*REQUIREMENT*.
Exactly as written, output each record given below.

*DATASET*.
---------------

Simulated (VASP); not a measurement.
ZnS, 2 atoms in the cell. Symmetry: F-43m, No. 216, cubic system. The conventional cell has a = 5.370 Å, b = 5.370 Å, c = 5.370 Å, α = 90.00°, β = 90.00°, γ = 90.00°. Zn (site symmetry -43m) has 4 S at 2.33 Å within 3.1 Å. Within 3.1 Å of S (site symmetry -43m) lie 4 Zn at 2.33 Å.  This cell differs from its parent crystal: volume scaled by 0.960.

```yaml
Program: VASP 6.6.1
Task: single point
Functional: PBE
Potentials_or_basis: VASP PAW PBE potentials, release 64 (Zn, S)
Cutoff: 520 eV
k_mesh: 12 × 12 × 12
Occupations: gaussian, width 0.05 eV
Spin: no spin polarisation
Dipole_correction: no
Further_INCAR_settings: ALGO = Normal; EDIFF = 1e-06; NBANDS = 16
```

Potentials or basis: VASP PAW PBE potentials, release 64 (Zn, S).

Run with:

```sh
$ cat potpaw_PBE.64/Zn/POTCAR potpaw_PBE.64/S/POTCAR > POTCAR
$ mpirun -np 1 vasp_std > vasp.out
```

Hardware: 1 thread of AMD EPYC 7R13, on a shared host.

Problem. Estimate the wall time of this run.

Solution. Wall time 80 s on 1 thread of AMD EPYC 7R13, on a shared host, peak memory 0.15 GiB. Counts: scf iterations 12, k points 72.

---------------

*WORKED SOLUTION*.
Simulated (VASP); not a measurement.
ZnS, 2 atoms in the cell. Symmetry: F-43m, No. 216, cubic system. The conventional cell has a = 5.370 Å, b = 5.370 Å, c = 5.370 Å, α = 90.00°, β = 90.00°, γ = 90.00°. Zn (site symmetry -43m) has 4 S at 2.33 Å within 3.1 Å. Within 3.1 Å of S (site symmetry -43m) lie 4 Zn at 2.33 Å.  This cell differs from its parent crystal: volume scaled by 0.960.

```yaml
Program: VASP 6.6.1
Task: single point
Functional: PBE
Potentials_or_basis: VASP PAW PBE potentials, release 64 (Zn, S)
Cutoff: 520 eV
k_mesh: 12 × 12 × 12
Occupations: gaussian, width 0.05 eV
Spin: no spin polarisation
Dipole_correction: no
Further_INCAR_settings: ALGO = Normal; EDIFF = 1e-06; NBANDS = 16
```

Potentials or basis: VASP PAW PBE potentials, release 64 (Zn, S).

Run with:

```sh
$ cat potpaw_PBE.64/Zn/POTCAR potpaw_PBE.64/S/POTCAR > POTCAR
$ mpirun -np 1 vasp_std > vasp.out
```

Hardware: 1 thread of AMD EPYC 7R13, on a shared host.

Problem. Estimate the wall time of this run.

Solution. Wall time 80 s on 1 thread of AMD EPYC 7R13, on a shared host, peak memory 0.15 GiB. Counts: scf iterations 12, k points 72.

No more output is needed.